## Task item
Beneath this task are records; print exactly the stretch of them from the line with "coverage 0.5 ML**" through the line with "System of this", both ends included.

+++

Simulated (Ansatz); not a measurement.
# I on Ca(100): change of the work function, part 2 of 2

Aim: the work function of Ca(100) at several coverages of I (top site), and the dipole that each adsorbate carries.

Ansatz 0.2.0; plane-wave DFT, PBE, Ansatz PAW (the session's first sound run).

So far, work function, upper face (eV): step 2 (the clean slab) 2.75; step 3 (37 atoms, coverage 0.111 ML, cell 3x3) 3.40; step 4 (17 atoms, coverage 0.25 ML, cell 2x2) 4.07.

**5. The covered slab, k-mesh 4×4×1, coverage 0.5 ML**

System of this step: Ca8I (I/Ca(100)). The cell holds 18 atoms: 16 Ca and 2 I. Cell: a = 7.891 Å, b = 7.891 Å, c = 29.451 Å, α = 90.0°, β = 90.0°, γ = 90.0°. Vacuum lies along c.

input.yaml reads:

+++

## Written answer
**5. The covered slab, k-mesh 4×4×1, coverage 0.5 ML**

System of this step: Ca8I (I/Ca(100)). The cell holds 18 atoms: 16 Ca and 2 I. Cell: a = 7.891 Å, b = 7.891 Å, c = 29.451 Å, α = 90.0°, β = 90.0°, γ = 90.0°. Vacuum lies along c.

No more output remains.